====

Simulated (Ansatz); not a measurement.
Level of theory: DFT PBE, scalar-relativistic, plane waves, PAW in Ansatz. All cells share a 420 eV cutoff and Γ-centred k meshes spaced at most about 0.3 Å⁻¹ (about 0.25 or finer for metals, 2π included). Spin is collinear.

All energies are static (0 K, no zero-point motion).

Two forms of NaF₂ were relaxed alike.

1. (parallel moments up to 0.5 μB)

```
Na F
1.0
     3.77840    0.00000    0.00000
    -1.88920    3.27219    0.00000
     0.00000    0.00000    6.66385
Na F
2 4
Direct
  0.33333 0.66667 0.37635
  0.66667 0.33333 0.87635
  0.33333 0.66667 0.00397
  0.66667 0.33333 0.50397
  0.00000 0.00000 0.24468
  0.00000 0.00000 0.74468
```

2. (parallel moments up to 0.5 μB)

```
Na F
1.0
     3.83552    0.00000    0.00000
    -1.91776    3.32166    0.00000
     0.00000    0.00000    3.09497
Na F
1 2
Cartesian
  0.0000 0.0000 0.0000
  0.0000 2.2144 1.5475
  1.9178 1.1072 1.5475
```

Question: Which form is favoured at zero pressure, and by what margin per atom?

====

- **WORK INSTRUCTION**: Write out the whole listing again. Match it word for word.

- **TASK OUTPUT**:
Simulated (Ansatz); not a measurement.
Level of theory: DFT PBE, scalar-relativistic, plane waves, PAW in Ansatz. All cells share a 420 eV cutoff and Γ-centred k meshes spaced at most about 0.3 Å⁻¹ (about 0.25 or finer for metals, 2π included). Spin is collinear.

All energies are static (0 K, no zero-point motion).

Two forms of NaF₂ were relaxed alike.

1. (parallel moments up to 0.5 μB)

```
Na F
1.0
     3.77840    0.00000    0.00000
    -1.88920    3.27219    0.00000
     0.00000    0.00000    6.66385
Na F
2 4
Direct
  0.33333 0.66667 0.37635
  0.66667 0.33333 0.87635
  0.33333 0.66667 0.00397
  0.66667 0.33333 0.50397
  0.00000 0.00000 0.24468
  0.00000 0.00000 0.74468
```

2. (parallel moments up to 0.5 μB)

```
Na F
1.0
     3.83552    0.00000    0.00000
    -1.91776    3.32166    0.00000
     0.00000    0.00000    3.09497
Na F
1 2
Cartesian
  0.0000 0.0000 0.0000
  0.0000 2.2144 1.5475
  1.9178 1.1072 1.5475
```

Question: Which form is favoured at zero pressure, and by what margin per atom?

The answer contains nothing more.